- Activity -
Without altering a single character, set down all of the data below.

- Entries supplied -
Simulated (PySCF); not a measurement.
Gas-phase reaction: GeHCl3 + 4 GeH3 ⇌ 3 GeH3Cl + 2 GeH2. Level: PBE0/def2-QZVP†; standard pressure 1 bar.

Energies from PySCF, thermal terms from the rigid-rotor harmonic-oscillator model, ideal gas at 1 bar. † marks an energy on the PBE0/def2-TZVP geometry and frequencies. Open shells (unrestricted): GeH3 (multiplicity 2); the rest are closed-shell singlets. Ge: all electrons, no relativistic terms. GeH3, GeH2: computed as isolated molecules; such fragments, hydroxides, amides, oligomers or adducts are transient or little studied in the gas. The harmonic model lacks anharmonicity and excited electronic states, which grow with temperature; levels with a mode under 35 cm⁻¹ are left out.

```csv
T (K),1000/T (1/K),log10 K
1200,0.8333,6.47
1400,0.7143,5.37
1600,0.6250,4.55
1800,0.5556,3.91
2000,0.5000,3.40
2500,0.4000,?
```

- Written answer -
Simulated (PySCF); not a measurement.
Gas-phase reaction: GeHCl3 + 4 GeH3 ⇌ 3 GeH3Cl + 2 GeH2. Level: PBE0/def2-QZVP†; standard pressure 1 bar.

Energies from PySCF, thermal terms from the rigid-rotor harmonic-oscillator model, ideal gas at 1 bar. † marks an energy on the PBE0/def2-TZVP geometry and frequencies. Open shells (unrestricted): GeH3 (multiplicity 2); the rest are closed-shell singlets. Ge: all electrons, no relativistic terms. GeH3, GeH2: computed as isolated molecules; such fragments, hydroxides, amides, oligomers or adducts are transient or little studied in the gas. The harmonic model lacks anharmonicity and excited electronic states, which grow with temperature; levels with a mode under 35 cm⁻¹ are left out.

```csv
T (K),1000/T (1/K),log10 K
1200,0.8333,6.47
1400,0.7143,5.37
1600,0.6250,4.55
1800,0.5556,3.91
2000,0.5000,3.40
2500,0.4000,?
```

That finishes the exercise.